· · · · · · ·

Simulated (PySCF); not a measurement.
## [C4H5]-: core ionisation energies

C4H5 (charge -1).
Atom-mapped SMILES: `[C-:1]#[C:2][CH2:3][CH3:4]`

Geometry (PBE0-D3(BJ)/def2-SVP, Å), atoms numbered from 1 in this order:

· · · · · · ·

### ACTIVITY
Please reproduce the entire listing. Keep it identical.

### WRITTEN RESPONSE
Simulated (PySCF); not a measurement.
## [C4H5]-: core ionisation energies

C4H5 (charge -1).
Atom-mapped SMILES: `[C-:1]#[C:2][CH2:3][CH3:4]`

Geometry (PBE0-D3(BJ)/def2-SVP, Å), atoms numbered from 1 in this order:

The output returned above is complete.